Work instruction: Reproduce the data below line by line, from its first line to the line with "Task: single point", both included, and nothing past that point.

Top of Data extracts

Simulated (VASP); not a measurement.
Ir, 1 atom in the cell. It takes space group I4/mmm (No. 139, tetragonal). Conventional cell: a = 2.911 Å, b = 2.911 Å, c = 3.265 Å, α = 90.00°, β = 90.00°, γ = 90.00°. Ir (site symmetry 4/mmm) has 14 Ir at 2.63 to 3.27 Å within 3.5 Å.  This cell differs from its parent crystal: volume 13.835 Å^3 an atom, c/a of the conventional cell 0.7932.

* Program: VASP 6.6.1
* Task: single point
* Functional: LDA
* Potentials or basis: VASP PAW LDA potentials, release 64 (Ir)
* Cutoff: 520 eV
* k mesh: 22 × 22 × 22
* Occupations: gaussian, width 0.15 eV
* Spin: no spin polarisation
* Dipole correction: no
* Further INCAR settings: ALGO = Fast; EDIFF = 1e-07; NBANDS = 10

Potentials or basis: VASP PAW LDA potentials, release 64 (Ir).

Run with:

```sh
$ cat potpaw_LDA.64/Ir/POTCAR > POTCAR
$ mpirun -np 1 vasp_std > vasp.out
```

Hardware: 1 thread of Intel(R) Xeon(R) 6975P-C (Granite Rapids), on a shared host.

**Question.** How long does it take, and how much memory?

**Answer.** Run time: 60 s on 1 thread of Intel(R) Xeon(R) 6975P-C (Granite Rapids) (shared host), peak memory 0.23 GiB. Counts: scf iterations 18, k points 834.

Bottom of Data extracts

Response box:
Simulated (VASP); not a measurement.
Ir, 1 atom in the cell. It takes space group I4/mmm (No. 139, tetragonal). Conventional cell: a = 2.911 Å, b = 2.911 Å, c = 3.265 Å, α = 90.00°, β = 90.00°, γ = 90.00°. Ir (site symmetry 4/mmm) has 14 Ir at 2.63 to 3.27 Å within 3.5 Å.  This cell differs from its parent crystal: volume 13.835 Å^3 an atom, c/a of the conventional cell 0.7932.

* Program: VASP 6.6.1
* Task: single point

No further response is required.